● **WORK ORDER**: When you reach the entries, transcribe each one exactly.

RECORDED INFORMATION Block Start

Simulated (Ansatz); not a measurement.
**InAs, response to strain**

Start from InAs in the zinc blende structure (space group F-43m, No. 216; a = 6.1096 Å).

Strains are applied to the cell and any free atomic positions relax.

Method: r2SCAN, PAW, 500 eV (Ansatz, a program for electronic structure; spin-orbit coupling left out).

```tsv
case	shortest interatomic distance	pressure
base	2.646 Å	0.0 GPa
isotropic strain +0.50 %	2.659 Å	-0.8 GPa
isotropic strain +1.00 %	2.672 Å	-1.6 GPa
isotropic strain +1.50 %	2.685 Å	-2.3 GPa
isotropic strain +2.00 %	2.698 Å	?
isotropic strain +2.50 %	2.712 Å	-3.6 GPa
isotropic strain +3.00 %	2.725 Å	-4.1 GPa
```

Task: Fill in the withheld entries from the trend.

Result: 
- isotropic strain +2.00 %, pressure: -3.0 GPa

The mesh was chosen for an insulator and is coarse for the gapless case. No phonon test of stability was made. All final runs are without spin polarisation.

RECORDED INFORMATION Block End

● **EXERCISE RESULT**:
Simulated (Ansatz); not a measurement.
**InAs, response to strain**

Start from InAs in the zinc blende structure (space group F-43m, No. 216; a = 6.1096 Å).

Strains are applied to the cell and any free atomic positions relax.

Method: r2SCAN, PAW, 500 eV (Ansatz, a program for electronic structure; spin-orbit coupling left out).

```tsv
case	shortest interatomic distance	pressure
base	2.646 Å	0.0 GPa
isotropic strain +0.50 %	2.659 Å	-0.8 GPa
isotropic strain +1.00 %	2.672 Å	-1.6 GPa
isotropic strain +1.50 %	2.685 Å	-2.3 GPa
isotropic strain +2.00 %	2.698 Å	?
isotropic strain +2.50 %	2.712 Å	-3.6 GPa
isotropic strain +3.00 %	2.725 Å	-4.1 GPa
```

Task: Fill in the withheld entries from the trend.

Result: 
- isotropic strain +2.00 %, pressure: -3.0 GPa

The mesh was chosen for an insulator and is coarse for the gapless case. No phonon test of stability was made. All final runs are without spin polarisation.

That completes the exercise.